Brief - Please print every line of the material below exactly.

Data for analysis -
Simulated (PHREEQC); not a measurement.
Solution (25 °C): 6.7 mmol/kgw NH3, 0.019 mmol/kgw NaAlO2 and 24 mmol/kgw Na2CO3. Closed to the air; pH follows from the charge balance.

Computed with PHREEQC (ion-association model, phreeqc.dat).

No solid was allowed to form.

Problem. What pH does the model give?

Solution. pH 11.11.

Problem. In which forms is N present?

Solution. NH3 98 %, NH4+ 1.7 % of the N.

Answer space -
Simulated (PHREEQC); not a measurement.
Solution (25 °C): 6.7 mmol/kgw NH3, 0.019 mmol/kgw NaAlO2 and 24 mmol/kgw Na2CO3. Closed to the air; pH follows from the charge balance.

Computed with PHREEQC (ion-association model, phreeqc.dat).

No solid was allowed to form.

Problem. What pH does the model give?

Solution. pH 11.11.

Problem. In which forms is N present?

Solution. NH3 98 %, NH4+ 1.7 % of the N.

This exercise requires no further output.